_____

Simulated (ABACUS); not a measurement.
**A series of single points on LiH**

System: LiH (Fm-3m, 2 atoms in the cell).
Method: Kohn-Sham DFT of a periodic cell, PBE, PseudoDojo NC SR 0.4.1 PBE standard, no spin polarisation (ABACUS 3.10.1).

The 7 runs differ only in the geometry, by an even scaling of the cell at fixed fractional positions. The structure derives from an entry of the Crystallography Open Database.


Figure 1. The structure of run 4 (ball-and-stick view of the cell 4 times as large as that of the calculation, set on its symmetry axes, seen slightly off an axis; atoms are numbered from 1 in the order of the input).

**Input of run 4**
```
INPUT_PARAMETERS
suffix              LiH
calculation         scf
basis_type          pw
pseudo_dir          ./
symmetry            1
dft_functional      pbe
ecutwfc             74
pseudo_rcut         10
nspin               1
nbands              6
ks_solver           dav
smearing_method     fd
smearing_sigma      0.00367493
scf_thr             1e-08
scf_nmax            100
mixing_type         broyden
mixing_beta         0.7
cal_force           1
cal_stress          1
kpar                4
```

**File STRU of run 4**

_____

WORK ORDER> Type the whole listing again, unaltered.

ANSWER BOX>
Simulated (ABACUS); not a measurement.
**A series of single points on LiH**

System: LiH (Fm-3m, 2 atoms in the cell).
Method: Kohn-Sham DFT of a periodic cell, PBE, PseudoDojo NC SR 0.4.1 PBE standard, no spin polarisation (ABACUS 3.10.1).

The 7 runs differ only in the geometry, by an even scaling of the cell at fixed fractional positions. The structure derives from an entry of the Crystallography Open Database.


Figure 1. The structure of run 4 (ball-and-stick view of the cell 4 times as large as that of the calculation, set on its symmetry axes, seen slightly off an axis; atoms are numbered from 1 in the order of the input).

**Input of run 4**
```
INPUT_PARAMETERS
suffix              LiH
calculation         scf
basis_type          pw
pseudo_dir          ./
symmetry            1
dft_functional      pbe
ecutwfc             74
pseudo_rcut         10
nspin               1
nbands              6
ks_solver           dav
smearing_method     fd
smearing_sigma      0.00367493
scf_thr             1e-08
scf_nmax            100
mixing_type         broyden
mixing_beta         0.7
cal_force           1
cal_stress          1
kpar                4
```

**File STRU of run 4**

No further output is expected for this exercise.